--- Activity ---
Would you please copy every line of the material that follows, exactly as it reads?

--- Dataset content ---
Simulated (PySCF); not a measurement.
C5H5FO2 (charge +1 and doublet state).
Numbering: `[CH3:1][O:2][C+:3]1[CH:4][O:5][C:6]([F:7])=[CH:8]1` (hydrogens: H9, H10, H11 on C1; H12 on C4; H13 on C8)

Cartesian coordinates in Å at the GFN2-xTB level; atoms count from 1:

--- Exercise output ---
Simulated (PySCF); not a measurement.
C5H5FO2 (charge +1 and doublet state).
Numbering: `[CH3:1][O:2][C+:3]1[CH:4][O:5][C:6]([F:7])=[CH:8]1` (hydrogens: H9, H10, H11 on C1; H12 on C4; H13 on C8)

Cartesian coordinates in Å at the GFN2-xTB level; atoms count from 1:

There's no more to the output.